*Extracted entries*:
== == ==
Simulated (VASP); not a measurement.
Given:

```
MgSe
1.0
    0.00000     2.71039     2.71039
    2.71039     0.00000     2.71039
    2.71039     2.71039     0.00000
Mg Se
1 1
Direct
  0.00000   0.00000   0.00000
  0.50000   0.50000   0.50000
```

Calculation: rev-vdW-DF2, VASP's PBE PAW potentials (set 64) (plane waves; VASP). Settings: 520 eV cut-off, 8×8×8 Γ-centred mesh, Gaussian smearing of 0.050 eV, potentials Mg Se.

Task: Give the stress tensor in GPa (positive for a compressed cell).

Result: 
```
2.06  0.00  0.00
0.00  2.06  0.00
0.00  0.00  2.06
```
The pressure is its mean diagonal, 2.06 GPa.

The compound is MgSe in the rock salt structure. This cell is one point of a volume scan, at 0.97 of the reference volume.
== == ==

*Requirement*:
Could you restate, word for word, the lines above from the one with "Task: Give the" to the one with "The pressure is its mean diagonal, 2.06 GPa.", both included?

*Task response*:
Task: Give the stress tensor in GPa (positive for a compressed cell).

Result: 
```
2.06  0.00  0.00
0.00  2.06  0.00
0.00  0.00  2.06
```
The pressure is its mean diagonal, 2.06 GPa.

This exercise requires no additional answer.